## Brief
Output the entries below without any alteration.

--- START ---
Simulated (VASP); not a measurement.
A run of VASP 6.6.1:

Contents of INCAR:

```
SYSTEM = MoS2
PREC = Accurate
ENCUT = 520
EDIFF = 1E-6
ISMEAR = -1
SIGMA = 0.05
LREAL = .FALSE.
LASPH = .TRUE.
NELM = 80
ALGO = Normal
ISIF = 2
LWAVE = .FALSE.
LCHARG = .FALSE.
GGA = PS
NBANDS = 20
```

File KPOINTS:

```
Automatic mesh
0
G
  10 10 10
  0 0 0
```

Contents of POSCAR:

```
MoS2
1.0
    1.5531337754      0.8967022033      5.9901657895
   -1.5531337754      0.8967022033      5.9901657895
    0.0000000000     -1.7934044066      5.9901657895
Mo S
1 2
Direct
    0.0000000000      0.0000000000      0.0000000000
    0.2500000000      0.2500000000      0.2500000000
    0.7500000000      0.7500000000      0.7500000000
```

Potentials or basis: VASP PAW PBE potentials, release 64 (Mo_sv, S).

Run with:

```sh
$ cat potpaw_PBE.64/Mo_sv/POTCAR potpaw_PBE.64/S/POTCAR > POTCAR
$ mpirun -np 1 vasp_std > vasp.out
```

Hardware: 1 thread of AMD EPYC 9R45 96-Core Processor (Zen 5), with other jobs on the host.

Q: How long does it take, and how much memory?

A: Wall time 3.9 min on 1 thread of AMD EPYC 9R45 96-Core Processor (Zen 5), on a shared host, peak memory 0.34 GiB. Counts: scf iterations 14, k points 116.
--- END ---

## Worked solution
Simulated (VASP); not a measurement.
A run of VASP 6.6.1:

Contents of INCAR:

```
SYSTEM = MoS2
PREC = Accurate
ENCUT = 520
EDIFF = 1E-6
ISMEAR = -1
SIGMA = 0.05
LREAL = .FALSE.
LASPH = .TRUE.
NELM = 80
ALGO = Normal
ISIF = 2
LWAVE = .FALSE.
LCHARG = .FALSE.
GGA = PS
NBANDS = 20
```

File KPOINTS:

```
Automatic mesh
0
G
  10 10 10
  0 0 0
```

Contents of POSCAR:

```
MoS2
1.0
    1.5531337754      0.8967022033      5.9901657895
   -1.5531337754      0.8967022033      5.9901657895
    0.0000000000     -1.7934044066      5.9901657895
Mo S
1 2
Direct
    0.0000000000      0.0000000000      0.0000000000
    0.2500000000      0.2500000000      0.2500000000
    0.7500000000      0.7500000000      0.7500000000
```

Potentials or basis: VASP PAW PBE potentials, release 64 (Mo_sv, S).

Run with:

```sh
$ cat potpaw_PBE.64/Mo_sv/POTCAR potpaw_PBE.64/S/POTCAR > POTCAR
$ mpirun -np 1 vasp_std > vasp.out
```

Hardware: 1 thread of AMD EPYC 9R45 96-Core Processor (Zen 5), with other jobs on the host.

Q: How long does it take, and how much memory?

A: Wall time 3.9 min on 1 thread of AMD EPYC 9R45 96-Core Processor (Zen 5), on a shared host, peak memory 0.34 GiB. Counts: scf iterations 14, k points 116.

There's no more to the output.